Information shown:
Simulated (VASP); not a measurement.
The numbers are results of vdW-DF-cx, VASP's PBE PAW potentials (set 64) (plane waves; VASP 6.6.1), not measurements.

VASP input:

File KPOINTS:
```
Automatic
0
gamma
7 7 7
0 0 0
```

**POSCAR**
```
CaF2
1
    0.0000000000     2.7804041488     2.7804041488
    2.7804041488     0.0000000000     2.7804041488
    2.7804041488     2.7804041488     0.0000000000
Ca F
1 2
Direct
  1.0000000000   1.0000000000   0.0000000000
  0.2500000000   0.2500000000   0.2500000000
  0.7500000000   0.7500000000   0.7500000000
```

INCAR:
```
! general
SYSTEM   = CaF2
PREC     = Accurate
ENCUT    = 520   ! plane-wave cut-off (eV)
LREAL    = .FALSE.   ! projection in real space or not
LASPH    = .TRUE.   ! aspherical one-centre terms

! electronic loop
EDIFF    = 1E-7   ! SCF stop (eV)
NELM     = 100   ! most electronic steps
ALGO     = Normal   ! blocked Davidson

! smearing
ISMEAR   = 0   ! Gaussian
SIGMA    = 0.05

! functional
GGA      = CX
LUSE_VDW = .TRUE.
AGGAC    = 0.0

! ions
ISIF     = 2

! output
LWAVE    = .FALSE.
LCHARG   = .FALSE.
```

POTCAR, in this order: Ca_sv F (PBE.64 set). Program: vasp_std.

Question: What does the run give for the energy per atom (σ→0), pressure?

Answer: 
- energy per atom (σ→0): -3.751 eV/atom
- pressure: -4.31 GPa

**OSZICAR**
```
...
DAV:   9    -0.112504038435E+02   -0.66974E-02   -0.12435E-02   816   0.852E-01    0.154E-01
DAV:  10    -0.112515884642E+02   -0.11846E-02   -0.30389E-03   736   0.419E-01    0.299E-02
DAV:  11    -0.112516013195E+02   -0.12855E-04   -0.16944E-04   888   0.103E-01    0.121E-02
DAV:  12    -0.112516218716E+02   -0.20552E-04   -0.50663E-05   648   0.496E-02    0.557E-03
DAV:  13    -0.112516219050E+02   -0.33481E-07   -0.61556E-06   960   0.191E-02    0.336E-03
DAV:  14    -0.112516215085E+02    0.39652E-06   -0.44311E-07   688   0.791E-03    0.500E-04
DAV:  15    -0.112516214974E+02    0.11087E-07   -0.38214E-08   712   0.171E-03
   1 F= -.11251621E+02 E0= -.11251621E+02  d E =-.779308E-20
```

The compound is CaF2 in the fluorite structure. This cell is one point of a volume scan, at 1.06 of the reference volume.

Work task: All lines from the beginning of the listing through the one with "POTCAR, in this" are to be restated word for word, and only those.

Response box:
Simulated (VASP); not a measurement.
The numbers are results of vdW-DF-cx, VASP's PBE PAW potentials (set 64) (plane waves; VASP 6.6.1), not measurements.

VASP input:

File KPOINTS:
```
Automatic
0
gamma
7 7 7
0 0 0
```

**POSCAR**
```
CaF2
1
    0.0000000000     2.7804041488     2.7804041488
    2.7804041488     0.0000000000     2.7804041488
    2.7804041488     2.7804041488     0.0000000000
Ca F
1 2
Direct
  1.0000000000   1.0000000000   0.0000000000
  0.2500000000   0.2500000000   0.2500000000
  0.7500000000   0.7500000000   0.7500000000
```

INCAR:
```
! general
SYSTEM   = CaF2
PREC     = Accurate
ENCUT    = 520   ! plane-wave cut-off (eV)
LREAL    = .FALSE.   ! projection in real space or not
LASPH    = .TRUE.   ! aspherical one-centre terms

! electronic loop
EDIFF    = 1E-7   ! SCF stop (eV)
NELM     = 100   ! most electronic steps
ALGO     = Normal   ! blocked Davidson

! smearing
ISMEAR   = 0   ! Gaussian
SIGMA    = 0.05

! functional
GGA      = CX
LUSE_VDW = .TRUE.
AGGAC    = 0.0

! ions
ISIF     = 2

! output
LWAVE    = .FALSE.
LCHARG   = .FALSE.
```

POTCAR, in this order: Ca_sv F (PBE.64 set). Program: vasp_std.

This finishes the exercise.